• **Provided material**
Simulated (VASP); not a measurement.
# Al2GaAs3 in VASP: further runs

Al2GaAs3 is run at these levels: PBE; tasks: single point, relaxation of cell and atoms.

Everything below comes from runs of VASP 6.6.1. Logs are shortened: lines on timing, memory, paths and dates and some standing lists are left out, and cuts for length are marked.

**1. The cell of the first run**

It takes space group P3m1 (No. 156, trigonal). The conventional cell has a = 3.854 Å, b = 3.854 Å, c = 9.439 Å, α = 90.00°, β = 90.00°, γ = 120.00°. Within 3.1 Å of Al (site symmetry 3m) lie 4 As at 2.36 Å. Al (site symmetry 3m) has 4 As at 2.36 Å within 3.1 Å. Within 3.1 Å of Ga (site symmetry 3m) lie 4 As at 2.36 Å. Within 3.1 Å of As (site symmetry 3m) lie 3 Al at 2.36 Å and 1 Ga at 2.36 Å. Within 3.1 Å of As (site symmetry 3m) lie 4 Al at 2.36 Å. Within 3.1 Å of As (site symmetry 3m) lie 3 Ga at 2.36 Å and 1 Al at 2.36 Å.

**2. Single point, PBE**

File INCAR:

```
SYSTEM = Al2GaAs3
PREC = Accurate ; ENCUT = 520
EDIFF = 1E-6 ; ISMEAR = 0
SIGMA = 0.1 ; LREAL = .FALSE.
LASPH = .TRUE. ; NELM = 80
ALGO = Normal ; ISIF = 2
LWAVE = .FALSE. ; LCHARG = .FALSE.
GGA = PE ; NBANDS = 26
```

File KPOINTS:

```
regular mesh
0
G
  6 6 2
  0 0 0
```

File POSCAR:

• **Activity**
Exact reproduction of the lines from the top of the material through the line where "Everything below comes" appears is required, both boundary lines included, with no other output.

• **Exercise output**
Simulated (VASP); not a measurement.
# Al2GaAs3 in VASP: further runs

Al2GaAs3 is run at these levels: PBE; tasks: single point, relaxation of cell and atoms.

Everything below comes from runs of VASP 6.6.1. Logs are shortened: lines on timing, memory, paths and dates and some standing lists are left out, and cuts for length are marked.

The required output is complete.